** Opening Source data block **
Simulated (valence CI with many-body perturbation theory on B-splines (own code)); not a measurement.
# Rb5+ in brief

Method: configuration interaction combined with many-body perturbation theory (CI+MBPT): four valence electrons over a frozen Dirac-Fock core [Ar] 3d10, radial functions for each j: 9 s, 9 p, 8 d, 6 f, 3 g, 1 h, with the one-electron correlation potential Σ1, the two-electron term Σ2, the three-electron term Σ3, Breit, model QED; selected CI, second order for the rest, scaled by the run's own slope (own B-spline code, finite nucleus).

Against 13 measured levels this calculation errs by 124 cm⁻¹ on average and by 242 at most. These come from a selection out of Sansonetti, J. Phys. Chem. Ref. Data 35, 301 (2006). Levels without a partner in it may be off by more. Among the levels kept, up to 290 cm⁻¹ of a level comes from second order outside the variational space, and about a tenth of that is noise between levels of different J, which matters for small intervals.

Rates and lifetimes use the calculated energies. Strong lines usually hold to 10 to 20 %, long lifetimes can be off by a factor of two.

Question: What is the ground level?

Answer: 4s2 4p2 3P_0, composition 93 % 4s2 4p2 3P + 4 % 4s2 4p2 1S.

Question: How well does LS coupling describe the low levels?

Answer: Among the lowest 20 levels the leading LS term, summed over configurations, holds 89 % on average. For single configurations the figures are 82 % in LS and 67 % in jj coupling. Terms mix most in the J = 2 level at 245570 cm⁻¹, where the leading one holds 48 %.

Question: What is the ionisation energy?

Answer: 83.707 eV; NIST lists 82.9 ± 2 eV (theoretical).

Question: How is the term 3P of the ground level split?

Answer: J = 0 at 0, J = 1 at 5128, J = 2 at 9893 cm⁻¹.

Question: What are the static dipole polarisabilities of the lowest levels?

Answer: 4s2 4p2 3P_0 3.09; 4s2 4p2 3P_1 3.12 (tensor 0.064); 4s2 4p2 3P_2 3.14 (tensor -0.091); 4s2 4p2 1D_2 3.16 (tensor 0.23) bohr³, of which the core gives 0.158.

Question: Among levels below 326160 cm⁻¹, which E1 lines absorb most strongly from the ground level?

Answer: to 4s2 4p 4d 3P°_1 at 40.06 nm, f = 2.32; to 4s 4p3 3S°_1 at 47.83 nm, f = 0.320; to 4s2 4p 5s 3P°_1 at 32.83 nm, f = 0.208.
** Closing Source data block **

Activity: Each line of the records, from the opening one through the line holding "# Rb5+ in brief", should be restated word for word, with nothing else in the answer.

Problem solution:
Simulated (valence CI with many-body perturbation theory on B-splines (own code)); not a measurement.
# Rb5+ in brief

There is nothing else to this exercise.